### Record extracts
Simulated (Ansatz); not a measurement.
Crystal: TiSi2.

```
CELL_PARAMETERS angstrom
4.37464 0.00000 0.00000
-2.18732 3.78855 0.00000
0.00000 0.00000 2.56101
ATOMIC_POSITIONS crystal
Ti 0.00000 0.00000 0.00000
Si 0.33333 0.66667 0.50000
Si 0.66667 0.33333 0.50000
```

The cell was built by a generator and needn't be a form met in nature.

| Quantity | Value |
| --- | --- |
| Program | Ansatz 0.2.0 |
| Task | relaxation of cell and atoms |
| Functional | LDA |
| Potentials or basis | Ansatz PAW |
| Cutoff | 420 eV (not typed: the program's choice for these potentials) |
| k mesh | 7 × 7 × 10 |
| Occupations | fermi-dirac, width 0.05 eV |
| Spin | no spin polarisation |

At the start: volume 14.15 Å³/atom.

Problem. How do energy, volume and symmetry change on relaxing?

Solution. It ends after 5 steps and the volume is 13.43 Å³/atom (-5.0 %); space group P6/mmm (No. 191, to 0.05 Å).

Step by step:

### Brief
In the answer, give the lines from the first line of the data through the line with "Solution. It ends", exactly as they appear and with no additions.

### Answer section
Simulated (Ansatz); not a measurement.
Crystal: TiSi2.

```
CELL_PARAMETERS angstrom
4.37464 0.00000 0.00000
-2.18732 3.78855 0.00000
0.00000 0.00000 2.56101
ATOMIC_POSITIONS crystal
Ti 0.00000 0.00000 0.00000
Si 0.33333 0.66667 0.50000
Si 0.66667 0.33333 0.50000
```

The cell was built by a generator and needn't be a form met in nature.

| Quantity | Value |
| --- | --- |
| Program | Ansatz 0.2.0 |
| Task | relaxation of cell and atoms |
| Functional | LDA |
| Potentials or basis | Ansatz PAW |
| Cutoff | 420 eV (not typed: the program's choice for these potentials) |
| k mesh | 7 × 7 × 10 |
| Occupations | fermi-dirac, width 0.05 eV |
| Spin | no spin polarisation |

At the start: volume 14.15 Å³/atom.

Problem. How do energy, volume and symmetry change on relaxing?

Solution. It ends after 5 steps and the volume is 13.43 Å³/atom (-5.0 %); space group P6/mmm (No. 191, to 0.05 Å).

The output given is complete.